# [Brief]
Go to the line holding "Fig. 1. Surface" in the entries below and write out exactly every line down to and including the line holding "just above it.".

# [Extracted records]
+ + + + + + +

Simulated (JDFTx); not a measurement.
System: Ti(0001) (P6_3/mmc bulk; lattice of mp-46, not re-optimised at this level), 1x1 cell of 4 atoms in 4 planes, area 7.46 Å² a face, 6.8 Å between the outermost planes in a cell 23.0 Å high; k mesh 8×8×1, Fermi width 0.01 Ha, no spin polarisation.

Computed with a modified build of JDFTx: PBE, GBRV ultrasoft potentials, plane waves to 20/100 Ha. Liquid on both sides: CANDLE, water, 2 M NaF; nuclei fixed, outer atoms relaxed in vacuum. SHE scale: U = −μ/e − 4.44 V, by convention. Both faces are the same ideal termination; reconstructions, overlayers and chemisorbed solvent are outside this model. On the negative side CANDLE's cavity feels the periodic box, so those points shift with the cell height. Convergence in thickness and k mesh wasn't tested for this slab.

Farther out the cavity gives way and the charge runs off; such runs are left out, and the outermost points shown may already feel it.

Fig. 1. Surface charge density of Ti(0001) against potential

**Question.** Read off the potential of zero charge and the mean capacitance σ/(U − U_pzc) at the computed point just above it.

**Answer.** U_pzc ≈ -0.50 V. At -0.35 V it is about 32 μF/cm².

+ + + + + + +

# [Exercise output]
Fig. 1. Surface charge density of Ti(0001) against potential

**Question.** Read off the potential of zero charge and the mean capacitance σ/(U − U_pzc) at the computed point just above it.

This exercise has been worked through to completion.